DATA UNDER STUDY START
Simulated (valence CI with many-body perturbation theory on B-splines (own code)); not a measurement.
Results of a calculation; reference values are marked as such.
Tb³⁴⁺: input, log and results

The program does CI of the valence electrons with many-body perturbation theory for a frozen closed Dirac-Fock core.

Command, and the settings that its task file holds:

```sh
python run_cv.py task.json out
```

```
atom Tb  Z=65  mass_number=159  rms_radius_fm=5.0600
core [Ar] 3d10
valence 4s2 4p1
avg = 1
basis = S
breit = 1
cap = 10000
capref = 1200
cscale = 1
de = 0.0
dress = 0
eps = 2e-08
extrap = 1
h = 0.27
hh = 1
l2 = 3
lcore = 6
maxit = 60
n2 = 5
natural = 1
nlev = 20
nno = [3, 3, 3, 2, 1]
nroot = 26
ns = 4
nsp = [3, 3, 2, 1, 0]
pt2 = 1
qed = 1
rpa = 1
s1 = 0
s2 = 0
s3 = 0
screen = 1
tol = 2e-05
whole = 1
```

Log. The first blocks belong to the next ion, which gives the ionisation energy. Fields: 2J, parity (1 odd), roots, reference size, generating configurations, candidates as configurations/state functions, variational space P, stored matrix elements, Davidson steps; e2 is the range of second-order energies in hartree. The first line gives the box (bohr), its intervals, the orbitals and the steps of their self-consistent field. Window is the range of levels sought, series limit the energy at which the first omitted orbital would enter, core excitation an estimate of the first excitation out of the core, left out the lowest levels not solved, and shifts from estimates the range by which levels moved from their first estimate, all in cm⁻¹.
DATA UNDER STUDY END

The line with "The program does" is the last to include; transcribe exactly every line from the top of the material above down to it.

Simulated (valence CI with many-body perturbation theory on B-splines (own code)); not a measurement.
Results of a calculation; reference values are marked as such.
Tb³⁴⁺: input, log and results

The program does CI of the valence electrons with many-body perturbation theory for a frozen closed Dirac-Fock core.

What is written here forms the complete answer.